WORK INSTRUCTION: Please write out the listing beneath this sentence exactly, from its first line to the line with "Caveats: spin-orbit coupling", and stop there.

(GIVEN RECORDS)

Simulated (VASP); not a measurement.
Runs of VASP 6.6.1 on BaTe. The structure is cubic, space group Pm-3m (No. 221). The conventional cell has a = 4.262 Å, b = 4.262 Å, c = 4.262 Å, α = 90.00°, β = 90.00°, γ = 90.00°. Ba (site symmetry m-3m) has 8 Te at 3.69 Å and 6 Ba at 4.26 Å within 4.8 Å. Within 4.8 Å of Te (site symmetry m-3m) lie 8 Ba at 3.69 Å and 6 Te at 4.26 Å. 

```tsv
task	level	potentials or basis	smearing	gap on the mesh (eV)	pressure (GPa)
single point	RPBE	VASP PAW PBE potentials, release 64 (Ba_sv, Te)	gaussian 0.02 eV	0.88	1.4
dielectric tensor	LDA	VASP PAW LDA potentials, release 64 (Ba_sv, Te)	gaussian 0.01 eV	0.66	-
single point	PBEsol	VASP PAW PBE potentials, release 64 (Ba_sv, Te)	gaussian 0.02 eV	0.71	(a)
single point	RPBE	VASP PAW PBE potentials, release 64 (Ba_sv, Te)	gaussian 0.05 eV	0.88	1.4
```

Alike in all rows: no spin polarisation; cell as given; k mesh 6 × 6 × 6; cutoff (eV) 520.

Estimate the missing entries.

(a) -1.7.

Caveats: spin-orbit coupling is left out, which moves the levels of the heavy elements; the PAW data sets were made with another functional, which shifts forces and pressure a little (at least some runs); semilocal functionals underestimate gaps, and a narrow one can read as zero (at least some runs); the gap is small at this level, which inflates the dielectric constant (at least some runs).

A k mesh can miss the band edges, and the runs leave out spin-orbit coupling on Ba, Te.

(End GIVEN RECORDS)

ANSWER BOX:
Simulated (VASP); not a measurement.
Runs of VASP 6.6.1 on BaTe. The structure is cubic, space group Pm-3m (No. 221). The conventional cell has a = 4.262 Å, b = 4.262 Å, c = 4.262 Å, α = 90.00°, β = 90.00°, γ = 90.00°. Ba (site symmetry m-3m) has 8 Te at 3.69 Å and 6 Ba at 4.26 Å within 4.8 Å. Within 4.8 Å of Te (site symmetry m-3m) lie 8 Ba at 3.69 Å and 6 Te at 4.26 Å. 

```tsv
task	level	potentials or basis	smearing	gap on the mesh (eV)	pressure (GPa)
single point	RPBE	VASP PAW PBE potentials, release 64 (Ba_sv, Te)	gaussian 0.02 eV	0.88	1.4
dielectric tensor	LDA	VASP PAW LDA potentials, release 64 (Ba_sv, Te)	gaussian 0.01 eV	0.66	-
single point	PBEsol	VASP PAW PBE potentials, release 64 (Ba_sv, Te)	gaussian 0.02 eV	0.71	(a)
single point	RPBE	VASP PAW PBE potentials, release 64 (Ba_sv, Te)	gaussian 0.05 eV	0.88	1.4
```

Alike in all rows: no spin polarisation; cell as given; k mesh 6 × 6 × 6; cutoff (eV) 520.

Estimate the missing entries.

(a) -1.7.

Caveats: spin-orbit coupling is left out, which moves the levels of the heavy elements; the PAW data sets were made with another functional, which shifts forces and pressure a little (at least some runs); semilocal functionals underestimate gaps, and a narrow one can read as zero (at least some runs); the gap is small at this level, which inflates the dielectric constant (at least some runs).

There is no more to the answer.